Work request:
Start with the first line of the records below. Output each line exactly, ending with the one that contains "# C5H5BrN2: which of two isomers lies lower".

==*==

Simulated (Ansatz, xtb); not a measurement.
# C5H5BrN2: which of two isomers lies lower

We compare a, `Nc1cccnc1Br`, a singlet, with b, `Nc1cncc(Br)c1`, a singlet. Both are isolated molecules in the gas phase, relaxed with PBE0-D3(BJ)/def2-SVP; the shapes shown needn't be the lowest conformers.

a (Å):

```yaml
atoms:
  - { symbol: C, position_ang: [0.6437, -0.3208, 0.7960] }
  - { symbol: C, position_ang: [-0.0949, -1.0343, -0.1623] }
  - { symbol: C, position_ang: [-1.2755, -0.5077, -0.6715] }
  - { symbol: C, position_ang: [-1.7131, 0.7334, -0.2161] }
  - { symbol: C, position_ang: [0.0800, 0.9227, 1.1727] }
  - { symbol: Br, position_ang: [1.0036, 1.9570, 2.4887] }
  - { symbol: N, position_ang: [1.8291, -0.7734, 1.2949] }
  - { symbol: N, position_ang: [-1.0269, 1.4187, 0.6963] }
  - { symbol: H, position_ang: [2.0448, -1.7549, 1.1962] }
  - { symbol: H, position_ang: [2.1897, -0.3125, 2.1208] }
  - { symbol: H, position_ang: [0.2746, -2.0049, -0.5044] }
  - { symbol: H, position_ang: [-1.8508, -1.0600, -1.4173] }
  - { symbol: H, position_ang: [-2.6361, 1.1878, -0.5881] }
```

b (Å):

==*==

Exercise response:
Simulated (Ansatz, xtb); not a measurement.
# C5H5BrN2: which of two isomers lies lower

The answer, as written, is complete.